○ ○ ○

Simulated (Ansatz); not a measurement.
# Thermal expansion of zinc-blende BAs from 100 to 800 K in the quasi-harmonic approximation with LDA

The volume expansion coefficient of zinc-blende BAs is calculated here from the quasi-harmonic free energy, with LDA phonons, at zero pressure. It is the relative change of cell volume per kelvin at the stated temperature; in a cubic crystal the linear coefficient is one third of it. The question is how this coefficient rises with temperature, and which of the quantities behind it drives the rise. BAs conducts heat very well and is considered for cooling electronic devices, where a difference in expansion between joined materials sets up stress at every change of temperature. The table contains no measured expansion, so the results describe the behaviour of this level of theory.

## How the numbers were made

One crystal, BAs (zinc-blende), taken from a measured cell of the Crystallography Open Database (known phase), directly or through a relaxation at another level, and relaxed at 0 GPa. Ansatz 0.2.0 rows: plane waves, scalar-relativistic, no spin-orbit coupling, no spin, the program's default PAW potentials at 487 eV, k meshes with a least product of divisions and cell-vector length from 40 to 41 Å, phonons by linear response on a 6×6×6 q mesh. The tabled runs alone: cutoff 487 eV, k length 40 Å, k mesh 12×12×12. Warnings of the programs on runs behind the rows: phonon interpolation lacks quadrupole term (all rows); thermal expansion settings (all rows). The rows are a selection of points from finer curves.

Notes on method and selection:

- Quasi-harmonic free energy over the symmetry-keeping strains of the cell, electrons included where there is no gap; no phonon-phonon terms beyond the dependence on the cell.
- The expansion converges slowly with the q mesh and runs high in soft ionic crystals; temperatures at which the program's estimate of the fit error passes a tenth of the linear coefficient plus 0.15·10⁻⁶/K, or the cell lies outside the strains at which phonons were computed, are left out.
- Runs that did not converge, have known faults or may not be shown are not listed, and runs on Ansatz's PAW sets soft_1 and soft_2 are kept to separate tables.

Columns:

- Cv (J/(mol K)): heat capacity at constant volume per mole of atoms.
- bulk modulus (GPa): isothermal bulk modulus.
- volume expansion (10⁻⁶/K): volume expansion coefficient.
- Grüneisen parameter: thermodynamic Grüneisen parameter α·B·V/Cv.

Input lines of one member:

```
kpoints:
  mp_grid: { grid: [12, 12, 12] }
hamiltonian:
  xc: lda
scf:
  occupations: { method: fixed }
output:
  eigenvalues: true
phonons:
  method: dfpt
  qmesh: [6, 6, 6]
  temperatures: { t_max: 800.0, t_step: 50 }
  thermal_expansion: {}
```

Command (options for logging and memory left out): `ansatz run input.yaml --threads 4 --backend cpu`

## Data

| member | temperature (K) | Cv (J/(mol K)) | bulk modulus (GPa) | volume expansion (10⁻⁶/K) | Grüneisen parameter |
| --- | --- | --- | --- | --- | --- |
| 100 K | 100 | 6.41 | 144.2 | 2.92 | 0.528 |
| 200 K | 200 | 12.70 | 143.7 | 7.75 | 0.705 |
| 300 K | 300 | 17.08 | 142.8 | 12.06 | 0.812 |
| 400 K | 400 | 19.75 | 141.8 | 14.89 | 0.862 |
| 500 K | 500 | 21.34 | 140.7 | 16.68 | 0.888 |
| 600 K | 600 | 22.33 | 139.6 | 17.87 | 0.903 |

○ ○ ○

## WORK ORDER
Look above for the line with "Grüneisen parameter |" and the line with "16.68 | 0.888 |". Write out those two lines and all the lines between them, exactly, and no others.

## TASK ANSWER
| member | temperature (K) | Cv (J/(mol K)) | bulk modulus (GPa) | volume expansion (10⁻⁶/K) | Grüneisen parameter |
| --- | --- | --- | --- | --- | --- |
| 100 K | 100 | 6.41 | 144.2 | 2.92 | 0.528 |
| 200 K | 200 | 12.70 | 143.7 | 7.75 | 0.705 |
| 300 K | 300 | 17.08 | 142.8 | 12.06 | 0.812 |
| 400 K | 400 | 19.75 | 141.8 | 14.89 | 0.862 |
| 500 K | 500 | 21.34 | 140.7 | 16.68 | 0.888 |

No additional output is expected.